## GIVEN DATA
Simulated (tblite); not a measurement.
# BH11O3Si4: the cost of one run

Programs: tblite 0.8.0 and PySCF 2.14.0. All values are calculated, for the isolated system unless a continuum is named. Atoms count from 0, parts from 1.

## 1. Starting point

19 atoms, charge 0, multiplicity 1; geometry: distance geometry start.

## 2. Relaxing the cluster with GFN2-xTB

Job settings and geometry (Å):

## WORK ITEM
Word for word, transcribe all of the entries shown above.

## EXERCISE RESULT
Simulated (tblite); not a measurement.
# BH11O3Si4: the cost of one run

Programs: tblite 0.8.0 and PySCF 2.14.0. All values are calculated, for the isolated system unless a continuum is named. Atoms count from 0, parts from 1.

## 1. Starting point

19 atoms, charge 0, multiplicity 1; geometry: distance geometry start.

## 2. Relaxing the cluster with GFN2-xTB

Job settings and geometry (Å):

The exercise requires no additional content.